**WORK ITEM**
From the data below, retype exactly the lines starting with the one that contains "Single points on" and ending with the one that contains "Q: How much", both included.

************
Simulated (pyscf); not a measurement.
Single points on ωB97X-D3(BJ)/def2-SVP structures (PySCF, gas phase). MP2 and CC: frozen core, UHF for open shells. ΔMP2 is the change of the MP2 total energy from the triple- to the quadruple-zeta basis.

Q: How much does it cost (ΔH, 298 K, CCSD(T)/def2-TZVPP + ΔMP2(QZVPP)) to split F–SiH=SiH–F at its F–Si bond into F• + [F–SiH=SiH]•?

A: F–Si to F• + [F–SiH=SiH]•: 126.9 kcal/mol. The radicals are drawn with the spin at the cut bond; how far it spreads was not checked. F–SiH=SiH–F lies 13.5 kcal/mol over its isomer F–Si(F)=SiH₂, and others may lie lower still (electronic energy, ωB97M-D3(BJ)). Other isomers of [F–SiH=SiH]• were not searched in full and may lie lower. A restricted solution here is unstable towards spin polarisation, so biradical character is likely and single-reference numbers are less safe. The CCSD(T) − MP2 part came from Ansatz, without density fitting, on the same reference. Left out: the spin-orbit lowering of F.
************

**EXERCISE RESULT**
Single points on ωB97X-D3(BJ)/def2-SVP structures (PySCF, gas phase). MP2 and CC: frozen core, UHF for open shells. ΔMP2 is the change of the MP2 total energy from the triple- to the quadruple-zeta basis.

Q: How much does it cost (ΔH, 298 K, CCSD(T)/def2-TZVPP + ΔMP2(QZVPP)) to split F–SiH=SiH–F at its F–Si bond into F• + [F–SiH=SiH]•?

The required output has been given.